REQUIRED ACTION - Entries follow. Set all of them down as they stand.

DATA FOR ANALYSIS -
======
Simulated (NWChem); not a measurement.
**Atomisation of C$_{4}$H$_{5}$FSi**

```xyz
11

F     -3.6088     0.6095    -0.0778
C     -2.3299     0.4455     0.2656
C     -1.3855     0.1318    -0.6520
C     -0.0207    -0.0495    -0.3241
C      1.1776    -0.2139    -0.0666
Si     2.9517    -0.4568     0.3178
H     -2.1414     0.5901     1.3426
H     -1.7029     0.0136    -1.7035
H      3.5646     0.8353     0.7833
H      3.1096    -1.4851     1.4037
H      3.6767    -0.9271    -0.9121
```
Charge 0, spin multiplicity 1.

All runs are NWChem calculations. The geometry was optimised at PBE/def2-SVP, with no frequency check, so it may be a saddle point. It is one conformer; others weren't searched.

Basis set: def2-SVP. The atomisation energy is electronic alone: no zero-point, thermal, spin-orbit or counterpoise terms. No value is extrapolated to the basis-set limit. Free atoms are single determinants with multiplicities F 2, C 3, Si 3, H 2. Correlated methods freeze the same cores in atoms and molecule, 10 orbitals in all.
======

EXERCISE OUTPUT -
Simulated (NWChem); not a measurement.
**Atomisation of C$_{4}$H$_{5}$FSi**

```xyz
11

F     -3.6088     0.6095    -0.0778
C     -2.3299     0.4455     0.2656
C     -1.3855     0.1318    -0.6520
C     -0.0207    -0.0495    -0.3241
C      1.1776    -0.2139    -0.0666
Si     2.9517    -0.4568     0.3178
H     -2.1414     0.5901     1.3426
H     -1.7029     0.0136    -1.7035
H      3.5646     0.8353     0.7833
H      3.1096    -1.4851     1.4037
H      3.6767    -0.9271    -0.9121
```
Charge 0, spin multiplicity 1.

All runs are NWChem calculations. The geometry was optimised at PBE/def2-SVP, with no frequency check, so it may be a saddle point. It is one conformer; others weren't searched.

Basis set: def2-SVP. The atomisation energy is electronic alone: no zero-point, thermal, spin-orbit or counterpoise terms. No value is extrapolated to the basis-set limit. Free atoms are single determinants with multiplicities F 2, C 3, Si 3, H 2. Correlated methods freeze the same cores in atoms and molecule, 10 orbitals in all.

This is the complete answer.